Please write each record out again word for word.

***

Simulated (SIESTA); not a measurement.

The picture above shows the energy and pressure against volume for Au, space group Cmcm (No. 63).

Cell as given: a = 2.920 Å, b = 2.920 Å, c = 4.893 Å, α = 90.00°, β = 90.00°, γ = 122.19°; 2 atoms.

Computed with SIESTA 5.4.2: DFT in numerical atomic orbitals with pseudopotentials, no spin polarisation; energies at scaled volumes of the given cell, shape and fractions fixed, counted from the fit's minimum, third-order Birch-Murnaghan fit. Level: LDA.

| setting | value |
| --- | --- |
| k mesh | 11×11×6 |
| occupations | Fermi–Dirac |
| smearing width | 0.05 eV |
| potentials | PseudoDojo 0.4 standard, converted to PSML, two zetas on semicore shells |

***

Answer section -
Simulated (SIESTA); not a measurement.

The picture above shows the energy and pressure against volume for Au, space group Cmcm (No. 63).

Cell as given: a = 2.920 Å, b = 2.920 Å, c = 4.893 Å, α = 90.00°, β = 90.00°, γ = 122.19°; 2 atoms.

Computed with SIESTA 5.4.2: DFT in numerical atomic orbitals with pseudopotentials, no spin polarisation; energies at scaled volumes of the given cell, shape and fractions fixed, counted from the fit's minimum, third-order Birch-Murnaghan fit. Level: LDA.

| setting | value |
| --- | --- |
| k mesh | 11×11×6 |
| occupations | Fermi–Dirac |
| smearing width | 0.05 eV |
| potentials | PseudoDojo 0.4 standard, converted to PSML, two zetas on semicore shells |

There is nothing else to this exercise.